**Assignment:**
The complete set of records should be given again verbatim.

**Information shown:**
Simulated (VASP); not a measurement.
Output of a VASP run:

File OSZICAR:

**Task result:**
Simulated (VASP); not a measurement.
Output of a VASP run:

File OSZICAR:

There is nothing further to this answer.